* [TASK ITEM] When you reach the line containing "# L1 edges in", include it and stop; until then, return each line of the material exactly, starting with the first.

* [RECORDED DATA]
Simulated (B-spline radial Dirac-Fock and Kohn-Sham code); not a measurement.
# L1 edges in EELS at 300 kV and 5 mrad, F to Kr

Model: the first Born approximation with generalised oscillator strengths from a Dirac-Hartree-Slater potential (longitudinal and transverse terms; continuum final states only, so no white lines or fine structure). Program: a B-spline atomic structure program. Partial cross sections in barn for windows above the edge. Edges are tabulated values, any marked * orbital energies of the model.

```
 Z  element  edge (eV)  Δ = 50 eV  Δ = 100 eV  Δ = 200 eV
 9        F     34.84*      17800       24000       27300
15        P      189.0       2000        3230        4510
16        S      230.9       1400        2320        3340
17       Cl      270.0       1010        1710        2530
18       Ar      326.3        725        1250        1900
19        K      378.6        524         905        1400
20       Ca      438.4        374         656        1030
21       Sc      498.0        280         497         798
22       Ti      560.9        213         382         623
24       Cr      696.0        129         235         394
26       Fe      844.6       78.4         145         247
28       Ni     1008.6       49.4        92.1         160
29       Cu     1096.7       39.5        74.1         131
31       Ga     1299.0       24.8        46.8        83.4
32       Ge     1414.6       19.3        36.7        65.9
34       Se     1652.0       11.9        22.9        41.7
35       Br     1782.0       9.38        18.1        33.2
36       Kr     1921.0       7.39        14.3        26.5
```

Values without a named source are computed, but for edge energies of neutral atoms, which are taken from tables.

* [ANSWER SPACE]
Simulated (B-spline radial Dirac-Fock and Kohn-Sham code); not a measurement.
# L1 edges in EELS at 300 kV and 5 mrad, F to Kr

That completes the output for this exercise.